### Work order
Would you please retype, exactly, the lines of the listing below between the line with "The raw output" and the line with "## 1. Starting point", inclusive?

····················
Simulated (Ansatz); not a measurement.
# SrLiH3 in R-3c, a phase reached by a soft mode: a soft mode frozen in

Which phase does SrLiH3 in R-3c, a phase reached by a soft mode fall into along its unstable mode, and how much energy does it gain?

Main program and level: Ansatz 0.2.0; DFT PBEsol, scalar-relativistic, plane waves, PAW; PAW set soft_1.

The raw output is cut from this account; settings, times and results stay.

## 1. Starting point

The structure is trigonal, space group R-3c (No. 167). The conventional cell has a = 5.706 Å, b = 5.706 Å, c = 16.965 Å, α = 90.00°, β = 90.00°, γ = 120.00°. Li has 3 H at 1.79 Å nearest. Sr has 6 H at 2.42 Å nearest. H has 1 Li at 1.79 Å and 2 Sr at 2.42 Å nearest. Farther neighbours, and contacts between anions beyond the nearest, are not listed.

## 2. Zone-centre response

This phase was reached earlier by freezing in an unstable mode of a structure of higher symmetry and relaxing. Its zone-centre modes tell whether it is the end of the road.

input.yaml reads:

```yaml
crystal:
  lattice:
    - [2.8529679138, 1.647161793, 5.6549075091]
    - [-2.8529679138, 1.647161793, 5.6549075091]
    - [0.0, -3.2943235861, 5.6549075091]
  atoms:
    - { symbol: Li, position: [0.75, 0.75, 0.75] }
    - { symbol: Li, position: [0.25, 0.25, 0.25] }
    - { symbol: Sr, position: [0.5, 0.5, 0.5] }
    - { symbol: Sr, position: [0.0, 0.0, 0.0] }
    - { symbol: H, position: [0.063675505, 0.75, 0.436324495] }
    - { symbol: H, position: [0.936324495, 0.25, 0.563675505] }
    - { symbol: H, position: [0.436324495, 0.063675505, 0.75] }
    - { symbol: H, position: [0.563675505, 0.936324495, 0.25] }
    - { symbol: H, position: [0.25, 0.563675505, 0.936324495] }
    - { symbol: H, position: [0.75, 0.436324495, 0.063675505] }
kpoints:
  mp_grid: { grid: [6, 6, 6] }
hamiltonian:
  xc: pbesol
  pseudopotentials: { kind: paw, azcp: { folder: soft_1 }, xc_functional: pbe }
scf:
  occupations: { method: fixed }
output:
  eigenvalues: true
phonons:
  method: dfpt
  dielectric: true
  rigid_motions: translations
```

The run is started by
····················

### Your solution
The raw output is cut from this account; settings, times and results stay.

## 1. Starting point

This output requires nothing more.